→ Work item: Beginning with the opening line, restate the following material exactly, up through the line that contains "## Step 1: The cell of the first run".

##### Source information

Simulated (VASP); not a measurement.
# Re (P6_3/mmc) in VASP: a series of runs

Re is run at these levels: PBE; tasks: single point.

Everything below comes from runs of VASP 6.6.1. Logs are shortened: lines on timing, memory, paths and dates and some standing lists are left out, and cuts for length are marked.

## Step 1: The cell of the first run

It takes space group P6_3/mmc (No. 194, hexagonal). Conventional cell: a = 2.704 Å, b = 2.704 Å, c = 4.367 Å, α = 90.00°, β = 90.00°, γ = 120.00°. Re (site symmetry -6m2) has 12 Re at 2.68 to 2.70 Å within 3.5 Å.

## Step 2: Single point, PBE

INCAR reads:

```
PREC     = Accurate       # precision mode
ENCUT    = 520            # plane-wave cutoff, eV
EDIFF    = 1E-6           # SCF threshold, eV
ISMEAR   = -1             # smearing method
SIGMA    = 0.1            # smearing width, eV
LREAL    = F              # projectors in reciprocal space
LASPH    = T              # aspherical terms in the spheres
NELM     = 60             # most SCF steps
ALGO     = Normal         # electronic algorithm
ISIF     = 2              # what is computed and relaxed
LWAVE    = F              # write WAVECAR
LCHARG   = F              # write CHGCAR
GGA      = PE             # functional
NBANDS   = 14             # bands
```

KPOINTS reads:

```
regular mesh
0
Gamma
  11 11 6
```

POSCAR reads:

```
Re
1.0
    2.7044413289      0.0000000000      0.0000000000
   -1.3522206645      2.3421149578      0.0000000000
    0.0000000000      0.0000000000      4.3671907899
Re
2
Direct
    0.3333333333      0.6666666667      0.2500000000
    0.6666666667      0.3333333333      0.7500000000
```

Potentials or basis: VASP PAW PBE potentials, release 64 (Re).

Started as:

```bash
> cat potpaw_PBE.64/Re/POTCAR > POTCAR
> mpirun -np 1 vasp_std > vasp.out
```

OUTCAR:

##########

→ Solution:
Simulated (VASP); not a measurement.
# Re (P6_3/mmc) in VASP: a series of runs

Re is run at these levels: PBE; tasks: single point.

Everything below comes from runs of VASP 6.6.1. Logs are shortened: lines on timing, memory, paths and dates and some standing lists are left out, and cuts for length are marked.

## Step 1: The cell of the first run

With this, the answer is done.